§
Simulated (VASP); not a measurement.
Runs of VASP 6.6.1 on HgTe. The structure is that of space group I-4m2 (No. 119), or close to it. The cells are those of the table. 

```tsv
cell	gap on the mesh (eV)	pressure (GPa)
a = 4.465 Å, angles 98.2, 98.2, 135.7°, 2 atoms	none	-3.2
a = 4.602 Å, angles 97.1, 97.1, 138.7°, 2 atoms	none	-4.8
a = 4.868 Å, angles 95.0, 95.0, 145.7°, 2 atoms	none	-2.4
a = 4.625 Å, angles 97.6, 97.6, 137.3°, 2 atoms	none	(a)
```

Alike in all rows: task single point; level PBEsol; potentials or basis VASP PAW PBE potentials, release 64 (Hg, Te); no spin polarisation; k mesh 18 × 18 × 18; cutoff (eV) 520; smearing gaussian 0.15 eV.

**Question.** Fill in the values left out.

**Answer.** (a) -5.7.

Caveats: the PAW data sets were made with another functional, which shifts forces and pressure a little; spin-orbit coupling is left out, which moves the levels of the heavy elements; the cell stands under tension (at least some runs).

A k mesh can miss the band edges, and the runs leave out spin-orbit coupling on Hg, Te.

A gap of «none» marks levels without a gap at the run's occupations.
§

Brief → Write out, from the lines above, only those from the line with "values left out." to the line with "A k mesh can", exactly as given, including the first and the last.

Response area →
**Question.** Fill in the values left out.

**Answer.** (a) -5.7.

Caveats: the PAW data sets were made with another functional, which shifts forces and pressure a little; spin-orbit coupling is left out, which moves the levels of the heavy elements; the cell stands under tension (at least some runs).

A k mesh can miss the band edges, and the runs leave out spin-orbit coupling on Hg, Te.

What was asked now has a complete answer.